↓↓↓
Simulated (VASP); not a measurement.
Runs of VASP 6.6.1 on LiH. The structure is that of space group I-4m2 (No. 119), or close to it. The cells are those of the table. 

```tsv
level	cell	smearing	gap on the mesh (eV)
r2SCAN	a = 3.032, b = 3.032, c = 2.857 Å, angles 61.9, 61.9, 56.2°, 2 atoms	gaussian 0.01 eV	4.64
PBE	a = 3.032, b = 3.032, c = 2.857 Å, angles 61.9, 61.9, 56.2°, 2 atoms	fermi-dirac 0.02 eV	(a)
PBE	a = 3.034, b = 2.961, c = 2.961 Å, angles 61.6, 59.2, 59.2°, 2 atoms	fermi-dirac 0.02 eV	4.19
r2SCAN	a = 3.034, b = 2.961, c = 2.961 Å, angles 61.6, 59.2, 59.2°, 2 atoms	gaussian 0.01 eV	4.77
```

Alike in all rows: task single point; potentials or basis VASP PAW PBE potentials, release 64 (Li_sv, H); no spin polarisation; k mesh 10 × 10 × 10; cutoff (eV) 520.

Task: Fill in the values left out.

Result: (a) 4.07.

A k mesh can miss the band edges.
↑↑↑

◆ ASSIGNED TASK ◆
Verbatim output is expected for the lines from the start of the data to the line in which "Result: (a) 4.07." appears, both included.

◆ ANSWER SPACE ◆
Simulated (VASP); not a measurement.
Runs of VASP 6.6.1 on LiH. The structure is that of space group I-4m2 (No. 119), or close to it. The cells are those of the table. 

```tsv
level	cell	smearing	gap on the mesh (eV)
r2SCAN	a = 3.032, b = 3.032, c = 2.857 Å, angles 61.9, 61.9, 56.2°, 2 atoms	gaussian 0.01 eV	4.64
PBE	a = 3.032, b = 3.032, c = 2.857 Å, angles 61.9, 61.9, 56.2°, 2 atoms	fermi-dirac 0.02 eV	(a)
PBE	a = 3.034, b = 2.961, c = 2.961 Å, angles 61.6, 59.2, 59.2°, 2 atoms	fermi-dirac 0.02 eV	4.19
r2SCAN	a = 3.034, b = 2.961, c = 2.961 Å, angles 61.6, 59.2, 59.2°, 2 atoms	gaussian 0.01 eV	4.77
```

Alike in all rows: task single point; potentials or basis VASP PAW PBE potentials, release 64 (Li_sv, H); no spin polarisation; k mesh 10 × 10 × 10; cutoff (eV) 520.

Task: Fill in the values left out.

Result: (a) 4.07.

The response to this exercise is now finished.